◆ Task item ◆
Set the records down once more so that they match the source word for word.

BEGIN The data

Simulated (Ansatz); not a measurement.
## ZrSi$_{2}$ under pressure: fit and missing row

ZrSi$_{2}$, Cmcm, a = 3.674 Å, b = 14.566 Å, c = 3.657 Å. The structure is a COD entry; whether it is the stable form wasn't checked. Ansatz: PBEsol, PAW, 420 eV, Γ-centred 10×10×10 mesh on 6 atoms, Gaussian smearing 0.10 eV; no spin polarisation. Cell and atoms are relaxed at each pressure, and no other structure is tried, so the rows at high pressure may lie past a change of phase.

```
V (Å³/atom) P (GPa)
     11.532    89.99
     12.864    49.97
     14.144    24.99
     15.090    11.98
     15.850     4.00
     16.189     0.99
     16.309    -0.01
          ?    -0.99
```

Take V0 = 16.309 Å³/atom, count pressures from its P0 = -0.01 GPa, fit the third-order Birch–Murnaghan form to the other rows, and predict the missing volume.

END The data

◆ Your solution ◆
Simulated (Ansatz); not a measurement.
## ZrSi$_{2}$ under pressure: fit and missing row

ZrSi$_{2}$, Cmcm, a = 3.674 Å, b = 14.566 Å, c = 3.657 Å. The structure is a COD entry; whether it is the stable form wasn't checked. Ansatz: PBEsol, PAW, 420 eV, Γ-centred 10×10×10 mesh on 6 atoms, Gaussian smearing 0.10 eV; no spin polarisation. Cell and atoms are relaxed at each pressure, and no other structure is tried, so the rows at high pressure may lie past a change of phase.

```
V (Å³/atom) P (GPa)
     11.532    89.99
     12.864    49.97
     14.144    24.99
     15.090    11.98
     15.850     4.00
     16.189     0.99
     16.309    -0.01
          ?    -0.99
```

Take V0 = 16.309 Å³/atom, count pressures from its P0 = -0.01 GPa, fit the third-order Birch–Murnaghan form to the other rows, and predict the missing volume.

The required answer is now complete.